● ● ●

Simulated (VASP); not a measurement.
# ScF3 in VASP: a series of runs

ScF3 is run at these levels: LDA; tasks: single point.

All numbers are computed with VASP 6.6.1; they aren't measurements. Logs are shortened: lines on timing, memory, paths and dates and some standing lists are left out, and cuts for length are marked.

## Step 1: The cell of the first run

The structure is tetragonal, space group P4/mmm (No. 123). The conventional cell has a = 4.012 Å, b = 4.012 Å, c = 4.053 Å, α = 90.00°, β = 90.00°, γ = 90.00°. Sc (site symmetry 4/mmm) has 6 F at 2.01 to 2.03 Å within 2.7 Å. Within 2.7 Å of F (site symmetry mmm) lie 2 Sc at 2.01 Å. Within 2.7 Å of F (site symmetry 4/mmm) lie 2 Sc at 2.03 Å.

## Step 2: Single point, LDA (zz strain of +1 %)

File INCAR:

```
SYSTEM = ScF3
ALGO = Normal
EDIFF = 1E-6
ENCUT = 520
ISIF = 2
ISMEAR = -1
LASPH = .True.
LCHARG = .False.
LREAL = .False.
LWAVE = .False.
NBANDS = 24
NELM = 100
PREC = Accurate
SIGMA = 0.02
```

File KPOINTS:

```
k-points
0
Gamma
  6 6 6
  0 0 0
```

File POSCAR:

● ● ●

EXERCISE:
Could you set down each entry above word for word?

PROBLEM SOLUTION:
Simulated (VASP); not a measurement.
# ScF3 in VASP: a series of runs

ScF3 is run at these levels: LDA; tasks: single point.

All numbers are computed with VASP 6.6.1; they aren't measurements. Logs are shortened: lines on timing, memory, paths and dates and some standing lists are left out, and cuts for length are marked.

## Step 1: The cell of the first run

The structure is tetragonal, space group P4/mmm (No. 123). The conventional cell has a = 4.012 Å, b = 4.012 Å, c = 4.053 Å, α = 90.00°, β = 90.00°, γ = 90.00°. Sc (site symmetry 4/mmm) has 6 F at 2.01 to 2.03 Å within 2.7 Å. Within 2.7 Å of F (site symmetry mmm) lie 2 Sc at 2.01 Å. Within 2.7 Å of F (site symmetry 4/mmm) lie 2 Sc at 2.03 Å.

## Step 2: Single point, LDA (zz strain of +1 %)

File INCAR:

```
SYSTEM = ScF3
ALGO = Normal
EDIFF = 1E-6
ENCUT = 520
ISIF = 2
ISMEAR = -1
LASPH = .True.
LCHARG = .False.
LREAL = .False.
LWAVE = .False.
NBANDS = 24
NELM = 100
PREC = Accurate
SIGMA = 0.02
```

File KPOINTS:

```
k-points
0
Gamma
  6 6 6
  0 0 0
```

File POSCAR:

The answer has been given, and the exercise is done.